_ _ _
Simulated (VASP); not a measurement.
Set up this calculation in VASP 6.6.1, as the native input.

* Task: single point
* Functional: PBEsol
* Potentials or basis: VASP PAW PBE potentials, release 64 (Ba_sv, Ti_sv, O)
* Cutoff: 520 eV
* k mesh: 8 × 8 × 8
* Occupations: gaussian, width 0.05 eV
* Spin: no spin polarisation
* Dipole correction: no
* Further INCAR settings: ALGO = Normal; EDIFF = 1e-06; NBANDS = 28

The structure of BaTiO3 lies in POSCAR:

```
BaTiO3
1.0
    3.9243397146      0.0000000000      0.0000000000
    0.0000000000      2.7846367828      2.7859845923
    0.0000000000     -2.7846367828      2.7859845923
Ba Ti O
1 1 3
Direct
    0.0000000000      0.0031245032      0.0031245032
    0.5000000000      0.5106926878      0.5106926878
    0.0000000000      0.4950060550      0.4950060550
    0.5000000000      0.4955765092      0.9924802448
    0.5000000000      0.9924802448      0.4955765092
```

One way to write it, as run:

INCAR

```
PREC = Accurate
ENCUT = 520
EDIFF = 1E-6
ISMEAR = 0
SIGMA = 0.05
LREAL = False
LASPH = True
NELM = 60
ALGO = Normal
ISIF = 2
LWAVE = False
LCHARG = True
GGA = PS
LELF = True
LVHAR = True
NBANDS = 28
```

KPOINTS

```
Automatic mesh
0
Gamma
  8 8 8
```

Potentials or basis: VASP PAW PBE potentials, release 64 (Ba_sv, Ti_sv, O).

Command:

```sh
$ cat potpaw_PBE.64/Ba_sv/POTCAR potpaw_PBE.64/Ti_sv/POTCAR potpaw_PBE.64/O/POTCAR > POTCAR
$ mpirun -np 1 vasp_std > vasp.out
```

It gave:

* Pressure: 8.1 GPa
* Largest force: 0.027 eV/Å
_ _ _

▶ [ACTION ITEM]
Look above and repeat, character for character, the lines from the first one to the line with "Pressure: 8.1 GPa", counting both.

▶ [ANSWER SECTION]
Simulated (VASP); not a measurement.
Set up this calculation in VASP 6.6.1, as the native input.

* Task: single point
* Functional: PBEsol
* Potentials or basis: VASP PAW PBE potentials, release 64 (Ba_sv, Ti_sv, O)
* Cutoff: 520 eV
* k mesh: 8 × 8 × 8
* Occupations: gaussian, width 0.05 eV
* Spin: no spin polarisation
* Dipole correction: no
* Further INCAR settings: ALGO = Normal; EDIFF = 1e-06; NBANDS = 28

The structure of BaTiO3 lies in POSCAR:

```
BaTiO3
1.0
    3.9243397146      0.0000000000      0.0000000000
    0.0000000000      2.7846367828      2.7859845923
    0.0000000000     -2.7846367828      2.7859845923
Ba Ti O
1 1 3
Direct
    0.0000000000      0.0031245032      0.0031245032
    0.5000000000      0.5106926878      0.5106926878
    0.0000000000      0.4950060550      0.4950060550
    0.5000000000      0.4955765092      0.9924802448
    0.5000000000      0.9924802448      0.4955765092
```

One way to write it, as run:

INCAR

```
PREC = Accurate
ENCUT = 520
EDIFF = 1E-6
ISMEAR = 0
SIGMA = 0.05
LREAL = False
LASPH = True
NELM = 60
ALGO = Normal
ISIF = 2
LWAVE = False
LCHARG = True
GGA = PS
LELF = True
LVHAR = True
NBANDS = 28
```

KPOINTS

```
Automatic mesh
0
Gamma
  8 8 8
```

Potentials or basis: VASP PAW PBE potentials, release 64 (Ba_sv, Ti_sv, O).

Command:

```sh
$ cat potpaw_PBE.64/Ba_sv/POTCAR potpaw_PBE.64/Ti_sv/POTCAR potpaw_PBE.64/O/POTCAR > POTCAR
$ mpirun -np 1 vasp_std > vasp.out
```

It gave:

* Pressure: 8.1 GPa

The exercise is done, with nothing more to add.